→ **WORK INSTRUCTION**
In the listing below, find the line with "none | -2.1 |" and the line with "none | (b) |". Repeat those two lines and all lines between them exactly.

→ **GIVEN DATA**
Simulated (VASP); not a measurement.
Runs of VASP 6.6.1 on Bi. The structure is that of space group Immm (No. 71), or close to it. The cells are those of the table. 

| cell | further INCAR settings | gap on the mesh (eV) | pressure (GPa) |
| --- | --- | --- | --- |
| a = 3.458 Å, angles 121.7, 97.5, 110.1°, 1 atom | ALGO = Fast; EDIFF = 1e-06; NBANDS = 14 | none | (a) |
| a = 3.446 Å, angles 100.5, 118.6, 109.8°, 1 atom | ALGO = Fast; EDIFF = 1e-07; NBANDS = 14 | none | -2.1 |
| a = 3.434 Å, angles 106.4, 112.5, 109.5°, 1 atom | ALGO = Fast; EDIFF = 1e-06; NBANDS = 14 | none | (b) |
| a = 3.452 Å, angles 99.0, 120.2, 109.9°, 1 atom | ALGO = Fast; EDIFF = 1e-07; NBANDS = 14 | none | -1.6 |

→ **RESPONSE**
| a = 3.446 Å, angles 100.5, 118.6, 109.8°, 1 atom | ALGO = Fast; EDIFF = 1e-07; NBANDS = 14 | none | -2.1 |
| a = 3.434 Å, angles 106.4, 112.5, 109.5°, 1 atom | ALGO = Fast; EDIFF = 1e-06; NBANDS = 14 | none | (b) |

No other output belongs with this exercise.